**REQUIRED ACTION:** Output the records that follow exactly as they are written.

**PROVIDED RECORDS:**
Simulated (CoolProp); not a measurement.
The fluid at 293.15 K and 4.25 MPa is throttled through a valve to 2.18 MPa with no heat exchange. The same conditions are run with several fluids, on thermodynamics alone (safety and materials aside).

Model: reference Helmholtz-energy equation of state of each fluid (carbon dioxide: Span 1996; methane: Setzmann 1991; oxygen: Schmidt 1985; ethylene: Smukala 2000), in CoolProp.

**PROBLEM SOLUTION:**
Simulated (CoolProp); not a measurement.
The fluid at 293.15 K and 4.25 MPa is throttled through a valve to 2.18 MPa with no heat exchange. The same conditions are run with several fluids, on thermodynamics alone (safety and materials aside).

Model: reference Helmholtz-energy equation of state of each fluid (carbon dioxide: Span 1996; methane: Setzmann 1991; oxygen: Schmidt 1985; ethylene: Smukala 2000), in CoolProp.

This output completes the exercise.